━━━━━ RECORDS PROVIDED

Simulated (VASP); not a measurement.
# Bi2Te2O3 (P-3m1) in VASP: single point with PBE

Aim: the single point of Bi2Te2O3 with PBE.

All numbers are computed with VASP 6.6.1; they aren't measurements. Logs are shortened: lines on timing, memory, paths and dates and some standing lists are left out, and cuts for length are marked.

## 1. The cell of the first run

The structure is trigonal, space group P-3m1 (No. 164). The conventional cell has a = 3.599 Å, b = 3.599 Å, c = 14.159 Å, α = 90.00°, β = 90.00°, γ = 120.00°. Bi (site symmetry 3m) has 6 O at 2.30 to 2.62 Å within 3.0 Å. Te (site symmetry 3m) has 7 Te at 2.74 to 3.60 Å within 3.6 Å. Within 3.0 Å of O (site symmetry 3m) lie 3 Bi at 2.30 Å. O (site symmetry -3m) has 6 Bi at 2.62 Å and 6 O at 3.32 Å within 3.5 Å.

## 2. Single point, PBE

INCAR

━━━━━━━━━━

ACTION ITEM:
Restate the records word for word, leaving nothing out.

RESPONSE:
Simulated (VASP); not a measurement.
# Bi2Te2O3 (P-3m1) in VASP: single point with PBE

Aim: the single point of Bi2Te2O3 with PBE.

All numbers are computed with VASP 6.6.1; they aren't measurements. Logs are shortened: lines on timing, memory, paths and dates and some standing lists are left out, and cuts for length are marked.

## 1. The cell of the first run

The structure is trigonal, space group P-3m1 (No. 164). The conventional cell has a = 3.599 Å, b = 3.599 Å, c = 14.159 Å, α = 90.00°, β = 90.00°, γ = 120.00°. Bi (site symmetry 3m) has 6 O at 2.30 to 2.62 Å within 3.0 Å. Te (site symmetry 3m) has 7 Te at 2.74 to 3.60 Å within 3.6 Å. Within 3.0 Å of O (site symmetry 3m) lie 3 Bi at 2.30 Å. O (site symmetry -3m) has 6 Bi at 2.62 Å and 6 O at 3.32 Å within 3.5 Å.

## 2. Single point, PBE

INCAR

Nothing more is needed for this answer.